# WORK ORDER
Will you give every entry again exactly as it stands?

# DATA FOR ANALYSIS
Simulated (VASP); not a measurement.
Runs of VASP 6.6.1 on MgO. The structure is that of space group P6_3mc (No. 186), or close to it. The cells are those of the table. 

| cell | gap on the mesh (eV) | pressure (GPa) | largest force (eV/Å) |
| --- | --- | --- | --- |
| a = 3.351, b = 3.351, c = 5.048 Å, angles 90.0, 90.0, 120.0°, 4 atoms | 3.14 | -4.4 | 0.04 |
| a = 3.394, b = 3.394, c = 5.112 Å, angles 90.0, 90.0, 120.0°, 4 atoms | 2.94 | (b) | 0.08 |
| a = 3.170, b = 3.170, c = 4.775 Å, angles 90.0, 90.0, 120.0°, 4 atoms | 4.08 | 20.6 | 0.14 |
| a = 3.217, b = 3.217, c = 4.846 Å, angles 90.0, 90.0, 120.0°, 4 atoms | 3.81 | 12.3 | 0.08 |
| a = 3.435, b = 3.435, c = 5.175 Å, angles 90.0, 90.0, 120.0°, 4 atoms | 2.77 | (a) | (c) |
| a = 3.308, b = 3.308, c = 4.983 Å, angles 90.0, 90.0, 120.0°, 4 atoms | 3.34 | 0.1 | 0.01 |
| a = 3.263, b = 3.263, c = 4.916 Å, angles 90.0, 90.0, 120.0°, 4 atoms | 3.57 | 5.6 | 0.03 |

# WRITTEN ANSWER
Simulated (VASP); not a measurement.
Runs of VASP 6.6.1 on MgO. The structure is that of space group P6_3mc (No. 186), or close to it. The cells are those of the table. 

| cell | gap on the mesh (eV) | pressure (GPa) | largest force (eV/Å) |
| --- | --- | --- | --- |
| a = 3.351, b = 3.351, c = 5.048 Å, angles 90.0, 90.0, 120.0°, 4 atoms | 3.14 | -4.4 | 0.04 |
| a = 3.394, b = 3.394, c = 5.112 Å, angles 90.0, 90.0, 120.0°, 4 atoms | 2.94 | (b) | 0.08 |
| a = 3.170, b = 3.170, c = 4.775 Å, angles 90.0, 90.0, 120.0°, 4 atoms | 4.08 | 20.6 | 0.14 |
| a = 3.217, b = 3.217, c = 4.846 Å, angles 90.0, 90.0, 120.0°, 4 atoms | 3.81 | 12.3 | 0.08 |
| a = 3.435, b = 3.435, c = 5.175 Å, angles 90.0, 90.0, 120.0°, 4 atoms | 2.77 | (a) | (c) |
| a = 3.308, b = 3.308, c = 4.983 Å, angles 90.0, 90.0, 120.0°, 4 atoms | 3.34 | 0.1 | 0.01 |
| a = 3.263, b = 3.263, c = 4.916 Å, angles 90.0, 90.0, 120.0°, 4 atoms | 3.57 | 5.6 | 0.03 |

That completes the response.